★ ★ ★ ★ ★ ★ ★
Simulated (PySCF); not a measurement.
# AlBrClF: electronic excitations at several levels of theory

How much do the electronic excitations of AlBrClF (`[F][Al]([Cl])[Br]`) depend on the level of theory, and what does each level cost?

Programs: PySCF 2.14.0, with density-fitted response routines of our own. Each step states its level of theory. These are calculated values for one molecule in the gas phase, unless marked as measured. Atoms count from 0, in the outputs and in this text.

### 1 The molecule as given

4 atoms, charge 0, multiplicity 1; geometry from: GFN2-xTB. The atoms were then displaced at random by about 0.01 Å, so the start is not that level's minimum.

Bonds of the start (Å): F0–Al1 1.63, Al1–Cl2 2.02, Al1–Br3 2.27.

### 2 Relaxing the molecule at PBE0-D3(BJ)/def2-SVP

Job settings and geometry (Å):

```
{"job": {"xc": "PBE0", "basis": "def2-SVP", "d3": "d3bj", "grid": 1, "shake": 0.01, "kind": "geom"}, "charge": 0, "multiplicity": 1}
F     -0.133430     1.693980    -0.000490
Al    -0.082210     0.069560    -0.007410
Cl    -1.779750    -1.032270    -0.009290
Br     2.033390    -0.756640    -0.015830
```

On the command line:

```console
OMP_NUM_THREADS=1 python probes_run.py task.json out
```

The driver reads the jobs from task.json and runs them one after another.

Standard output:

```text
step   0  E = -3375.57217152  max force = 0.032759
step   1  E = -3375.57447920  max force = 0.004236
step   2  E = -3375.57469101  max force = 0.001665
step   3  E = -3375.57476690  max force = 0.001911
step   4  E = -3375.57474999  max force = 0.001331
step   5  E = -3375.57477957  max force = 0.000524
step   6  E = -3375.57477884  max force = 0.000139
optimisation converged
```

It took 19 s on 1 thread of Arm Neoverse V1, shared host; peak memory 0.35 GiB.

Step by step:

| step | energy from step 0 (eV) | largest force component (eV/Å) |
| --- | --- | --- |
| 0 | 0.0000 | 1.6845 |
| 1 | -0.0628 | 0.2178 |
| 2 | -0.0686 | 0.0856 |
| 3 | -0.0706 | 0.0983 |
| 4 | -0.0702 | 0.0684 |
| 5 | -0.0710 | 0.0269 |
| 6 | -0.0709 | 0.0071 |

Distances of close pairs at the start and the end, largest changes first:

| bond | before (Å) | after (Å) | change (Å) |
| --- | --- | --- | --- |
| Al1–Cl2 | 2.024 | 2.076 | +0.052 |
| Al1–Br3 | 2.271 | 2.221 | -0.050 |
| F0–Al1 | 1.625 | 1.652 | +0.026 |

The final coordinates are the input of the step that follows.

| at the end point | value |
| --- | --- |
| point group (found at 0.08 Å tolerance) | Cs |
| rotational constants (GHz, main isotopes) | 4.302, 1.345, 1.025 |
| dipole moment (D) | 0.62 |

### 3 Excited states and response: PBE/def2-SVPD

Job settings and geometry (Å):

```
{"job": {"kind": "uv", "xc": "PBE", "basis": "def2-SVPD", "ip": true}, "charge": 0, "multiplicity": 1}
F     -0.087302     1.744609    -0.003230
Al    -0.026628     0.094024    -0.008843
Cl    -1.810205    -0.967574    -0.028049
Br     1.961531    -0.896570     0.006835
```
★ ★ ★ ★ ★ ★ ★

§ Requirement
When copying the data above, please keep exactly the lines from its first line through the line with "-0.0709 | 0.0071 |", both ends included, and drop the rest.

§ Exercise answer
Simulated (PySCF); not a measurement.
# AlBrClF: electronic excitations at several levels of theory

How much do the electronic excitations of AlBrClF (`[F][Al]([Cl])[Br]`) depend on the level of theory, and what does each level cost?

Programs: PySCF 2.14.0, with density-fitted response routines of our own. Each step states its level of theory. These are calculated values for one molecule in the gas phase, unless marked as measured. Atoms count from 0, in the outputs and in this text.

### 1 The molecule as given

4 atoms, charge 0, multiplicity 1; geometry from: GFN2-xTB. The atoms were then displaced at random by about 0.01 Å, so the start is not that level's minimum.

Bonds of the start (Å): F0–Al1 1.63, Al1–Cl2 2.02, Al1–Br3 2.27.

### 2 Relaxing the molecule at PBE0-D3(BJ)/def2-SVP

Job settings and geometry (Å):

```
{"job": {"xc": "PBE0", "basis": "def2-SVP", "d3": "d3bj", "grid": 1, "shake": 0.01, "kind": "geom"}, "charge": 0, "multiplicity": 1}
F     -0.133430     1.693980    -0.000490
Al    -0.082210     0.069560    -0.007410
Cl    -1.779750    -1.032270    -0.009290
Br     2.033390    -0.756640    -0.015830
```

On the command line:

```console
OMP_NUM_THREADS=1 python probes_run.py task.json out
```

The driver reads the jobs from task.json and runs them one after another.

Standard output:

```text
step   0  E = -3375.57217152  max force = 0.032759
step   1  E = -3375.57447920  max force = 0.004236
step   2  E = -3375.57469101  max force = 0.001665
step   3  E = -3375.57476690  max force = 0.001911
step   4  E = -3375.57474999  max force = 0.001331
step   5  E = -3375.57477957  max force = 0.000524
step   6  E = -3375.57477884  max force = 0.000139
optimisation converged
```

It took 19 s on 1 thread of Arm Neoverse V1, shared host; peak memory 0.35 GiB.

Step by step:

| step | energy from step 0 (eV) | largest force component (eV/Å) |
| --- | --- | --- |
| 0 | 0.0000 | 1.6845 |
| 1 | -0.0628 | 0.2178 |
| 2 | -0.0686 | 0.0856 |
| 3 | -0.0706 | 0.0983 |
| 4 | -0.0702 | 0.0684 |
| 5 | -0.0710 | 0.0269 |
| 6 | -0.0709 | 0.0071 |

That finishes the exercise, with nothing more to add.